=== Begin Enclosure ===

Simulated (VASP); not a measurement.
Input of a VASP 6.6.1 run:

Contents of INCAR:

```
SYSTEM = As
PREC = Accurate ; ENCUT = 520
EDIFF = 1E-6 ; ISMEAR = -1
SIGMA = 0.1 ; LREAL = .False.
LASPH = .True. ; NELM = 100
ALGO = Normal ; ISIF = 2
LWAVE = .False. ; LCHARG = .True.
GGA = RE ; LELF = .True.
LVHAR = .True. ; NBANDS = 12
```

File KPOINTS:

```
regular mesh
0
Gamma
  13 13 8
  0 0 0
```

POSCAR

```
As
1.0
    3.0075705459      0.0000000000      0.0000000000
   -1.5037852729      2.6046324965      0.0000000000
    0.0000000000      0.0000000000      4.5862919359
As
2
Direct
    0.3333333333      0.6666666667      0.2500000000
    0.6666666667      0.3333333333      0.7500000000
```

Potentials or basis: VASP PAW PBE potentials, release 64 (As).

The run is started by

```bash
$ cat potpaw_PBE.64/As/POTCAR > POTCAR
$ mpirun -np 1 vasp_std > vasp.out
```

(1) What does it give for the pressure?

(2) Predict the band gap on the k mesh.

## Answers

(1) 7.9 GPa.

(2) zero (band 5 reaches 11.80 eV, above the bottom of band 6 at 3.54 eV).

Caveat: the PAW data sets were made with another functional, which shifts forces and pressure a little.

=== End Enclosure ===

Assignment: Give an exact copy of the lines above from the line with "(2) Predict the band gap on the k mesh." up to and including the line with "(2) zero (band", and leave everything else out.

Answer box:
(2) Predict the band gap on the k mesh.

## Answers

(1) 7.9 GPa.

(2) zero (band 5 reaches 11.80 eV, above the bottom of band 6 at 3.54 eV).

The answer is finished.